[TASK ITEM]
Please repeat the listing exactly, starting at its first line and stopping after the line that contains "Something may be".

START SUPPLIED INFORMATION

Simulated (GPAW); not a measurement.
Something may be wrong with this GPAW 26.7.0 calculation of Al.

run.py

END SUPPLIED INFORMATION

[EXERCISE RESULT]
Simulated (GPAW); not a measurement.
Something may be wrong with this GPAW 26.7.0 calculation of Al.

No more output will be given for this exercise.